* **Activity**: Give every line of the listing word for word, beginning at the first and including the line with "Solution. 25.2, 6.4, 0.0, 3.6, 15.7" as the last.

* **Material provided**:
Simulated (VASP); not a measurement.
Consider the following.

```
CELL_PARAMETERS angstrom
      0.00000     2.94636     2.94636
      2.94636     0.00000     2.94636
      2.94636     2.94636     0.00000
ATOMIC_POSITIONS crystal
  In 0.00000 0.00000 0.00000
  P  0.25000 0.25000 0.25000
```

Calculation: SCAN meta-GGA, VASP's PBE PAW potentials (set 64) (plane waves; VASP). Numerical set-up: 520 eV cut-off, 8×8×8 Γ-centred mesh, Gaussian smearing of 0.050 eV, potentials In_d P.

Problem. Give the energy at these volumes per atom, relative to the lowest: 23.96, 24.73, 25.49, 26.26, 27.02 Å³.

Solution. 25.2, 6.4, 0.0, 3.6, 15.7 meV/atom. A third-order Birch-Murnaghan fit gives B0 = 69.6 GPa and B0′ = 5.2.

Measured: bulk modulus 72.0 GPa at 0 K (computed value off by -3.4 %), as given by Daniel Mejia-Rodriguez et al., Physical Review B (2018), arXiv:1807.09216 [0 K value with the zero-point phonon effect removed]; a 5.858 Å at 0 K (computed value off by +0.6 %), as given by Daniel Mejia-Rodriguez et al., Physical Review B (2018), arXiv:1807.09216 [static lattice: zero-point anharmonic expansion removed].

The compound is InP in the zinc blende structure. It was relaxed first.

* **Solution**:
Simulated (VASP); not a measurement.
Consider the following.

```
CELL_PARAMETERS angstrom
      0.00000     2.94636     2.94636
      2.94636     0.00000     2.94636
      2.94636     2.94636     0.00000
ATOMIC_POSITIONS crystal
  In 0.00000 0.00000 0.00000
  P  0.25000 0.25000 0.25000
```

Calculation: SCAN meta-GGA, VASP's PBE PAW potentials (set 64) (plane waves; VASP). Numerical set-up: 520 eV cut-off, 8×8×8 Γ-centred mesh, Gaussian smearing of 0.050 eV, potentials In_d P.

Problem. Give the energy at these volumes per atom, relative to the lowest: 23.96, 24.73, 25.49, 26.26, 27.02 Å³.

Solution. 25.2, 6.4, 0.0, 3.6, 15.7 meV/atom. A third-order Birch-Murnaghan fit gives B0 = 69.6 GPa and B0′ = 5.2.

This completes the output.